Make an exact copy of the lines starting at the top of the listing below and ending at the line that contains "## Step 1: The cell of the first run", inclusive.

'''
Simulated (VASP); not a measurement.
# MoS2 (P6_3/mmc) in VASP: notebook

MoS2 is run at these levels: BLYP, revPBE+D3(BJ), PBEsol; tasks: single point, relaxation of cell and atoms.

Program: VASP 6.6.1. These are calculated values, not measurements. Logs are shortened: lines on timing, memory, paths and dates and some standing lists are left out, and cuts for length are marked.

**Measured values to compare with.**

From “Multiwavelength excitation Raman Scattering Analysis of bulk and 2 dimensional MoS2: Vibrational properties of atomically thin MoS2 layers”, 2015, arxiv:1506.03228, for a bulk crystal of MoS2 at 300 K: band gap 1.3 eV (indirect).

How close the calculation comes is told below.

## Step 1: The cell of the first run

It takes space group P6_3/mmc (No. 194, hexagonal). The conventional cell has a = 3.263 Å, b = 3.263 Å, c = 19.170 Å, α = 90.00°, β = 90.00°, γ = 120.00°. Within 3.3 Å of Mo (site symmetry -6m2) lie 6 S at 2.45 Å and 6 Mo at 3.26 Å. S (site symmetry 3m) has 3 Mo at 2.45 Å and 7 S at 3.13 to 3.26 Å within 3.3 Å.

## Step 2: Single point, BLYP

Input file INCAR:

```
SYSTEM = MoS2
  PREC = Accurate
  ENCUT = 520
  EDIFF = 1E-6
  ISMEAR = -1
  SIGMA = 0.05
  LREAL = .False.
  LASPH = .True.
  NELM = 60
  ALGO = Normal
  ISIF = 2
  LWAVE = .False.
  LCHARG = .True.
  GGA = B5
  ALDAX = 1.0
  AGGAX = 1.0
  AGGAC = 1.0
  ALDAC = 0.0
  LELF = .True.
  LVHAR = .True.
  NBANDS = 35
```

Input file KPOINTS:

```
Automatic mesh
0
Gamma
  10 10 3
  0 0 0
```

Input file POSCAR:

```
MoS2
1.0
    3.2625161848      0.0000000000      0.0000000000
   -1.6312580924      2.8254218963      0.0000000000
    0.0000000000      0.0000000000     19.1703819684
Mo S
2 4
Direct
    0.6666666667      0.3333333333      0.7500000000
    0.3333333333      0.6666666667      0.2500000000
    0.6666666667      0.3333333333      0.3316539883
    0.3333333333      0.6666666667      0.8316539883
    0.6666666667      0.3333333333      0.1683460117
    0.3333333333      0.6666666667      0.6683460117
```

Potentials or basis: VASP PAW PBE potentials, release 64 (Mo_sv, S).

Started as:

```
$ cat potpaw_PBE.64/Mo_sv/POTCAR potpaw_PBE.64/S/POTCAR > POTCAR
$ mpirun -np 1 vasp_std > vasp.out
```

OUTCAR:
'''

» EXERCISE RESPONSE:
Simulated (VASP); not a measurement.
# MoS2 (P6_3/mmc) in VASP: notebook

MoS2 is run at these levels: BLYP, revPBE+D3(BJ), PBEsol; tasks: single point, relaxation of cell and atoms.

Program: VASP 6.6.1. These are calculated values, not measurements. Logs are shortened: lines on timing, memory, paths and dates and some standing lists are left out, and cuts for length are marked.

**Measured values to compare with.**

From “Multiwavelength excitation Raman Scattering Analysis of bulk and 2 dimensional MoS2: Vibrational properties of atomically thin MoS2 layers”, 2015, arxiv:1506.03228, for a bulk crystal of MoS2 at 300 K: band gap 1.3 eV (indirect).

How close the calculation comes is told below.

## Step 1: The cell of the first run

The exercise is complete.